Would you copy the material below word for word, beginning with its first line and ending with the line that contains "Aim: how closely"?

-------- SUPPLIED RECORDS --------

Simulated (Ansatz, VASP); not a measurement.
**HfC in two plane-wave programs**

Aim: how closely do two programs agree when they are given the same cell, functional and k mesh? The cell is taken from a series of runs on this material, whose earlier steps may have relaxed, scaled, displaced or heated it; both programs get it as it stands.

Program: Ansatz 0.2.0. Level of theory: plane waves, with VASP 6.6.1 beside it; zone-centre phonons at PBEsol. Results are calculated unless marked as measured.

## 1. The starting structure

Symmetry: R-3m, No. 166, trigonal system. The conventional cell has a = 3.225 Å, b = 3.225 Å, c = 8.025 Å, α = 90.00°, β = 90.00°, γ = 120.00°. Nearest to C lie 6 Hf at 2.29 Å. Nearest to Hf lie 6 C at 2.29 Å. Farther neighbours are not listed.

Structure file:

--------

◆ **ANSWER BOX**
Simulated (Ansatz, VASP); not a measurement.
**HfC in two plane-wave programs**

Aim: how closely do two programs agree when they are given the same cell, functional and k mesh? The cell is taken from a series of runs on this material, whose earlier steps may have relaxed, scaled, displaced or heated it; both programs get it as it stands.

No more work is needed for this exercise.